▸ Data section:
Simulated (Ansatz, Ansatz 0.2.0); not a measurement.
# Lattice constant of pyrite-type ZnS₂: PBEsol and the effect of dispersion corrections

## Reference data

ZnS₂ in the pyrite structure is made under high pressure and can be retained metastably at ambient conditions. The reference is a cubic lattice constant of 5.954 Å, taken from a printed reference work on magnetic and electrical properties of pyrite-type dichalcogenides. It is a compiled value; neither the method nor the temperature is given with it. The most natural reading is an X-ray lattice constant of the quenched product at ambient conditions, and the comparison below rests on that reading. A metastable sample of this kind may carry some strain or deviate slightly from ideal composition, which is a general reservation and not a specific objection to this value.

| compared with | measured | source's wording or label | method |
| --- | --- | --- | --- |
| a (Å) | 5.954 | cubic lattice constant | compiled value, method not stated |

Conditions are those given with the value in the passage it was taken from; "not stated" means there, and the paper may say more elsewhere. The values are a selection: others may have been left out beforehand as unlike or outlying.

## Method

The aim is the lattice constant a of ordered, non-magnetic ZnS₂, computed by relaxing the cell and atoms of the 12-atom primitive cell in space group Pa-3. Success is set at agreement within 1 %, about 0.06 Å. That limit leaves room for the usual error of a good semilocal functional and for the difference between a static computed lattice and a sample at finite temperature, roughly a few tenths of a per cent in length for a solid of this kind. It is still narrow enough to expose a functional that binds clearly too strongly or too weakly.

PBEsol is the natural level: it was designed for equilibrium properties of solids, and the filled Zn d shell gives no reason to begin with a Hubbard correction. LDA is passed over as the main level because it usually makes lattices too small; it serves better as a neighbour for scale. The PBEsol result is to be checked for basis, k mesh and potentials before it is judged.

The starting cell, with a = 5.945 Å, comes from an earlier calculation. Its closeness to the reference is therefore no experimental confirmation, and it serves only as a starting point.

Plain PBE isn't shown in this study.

▸ Work request:
Begin at the first line of the records above and quote every line verbatim through the one that contains "not stated |".

▸ Expected answer:
Simulated (Ansatz, Ansatz 0.2.0); not a measurement.
# Lattice constant of pyrite-type ZnS₂: PBEsol and the effect of dispersion corrections

## Reference data

ZnS₂ in the pyrite structure is made under high pressure and can be retained metastably at ambient conditions. The reference is a cubic lattice constant of 5.954 Å, taken from a printed reference work on magnetic and electrical properties of pyrite-type dichalcogenides. It is a compiled value; neither the method nor the temperature is given with it. The most natural reading is an X-ray lattice constant of the quenched product at ambient conditions, and the comparison below rests on that reading. A metastable sample of this kind may carry some strain or deviate slightly from ideal composition, which is a general reservation and not a specific objection to this value.

| compared with | measured | source's wording or label | method |
| --- | --- | --- | --- |
| a (Å) | 5.954 | cubic lattice constant | compiled value, method not stated |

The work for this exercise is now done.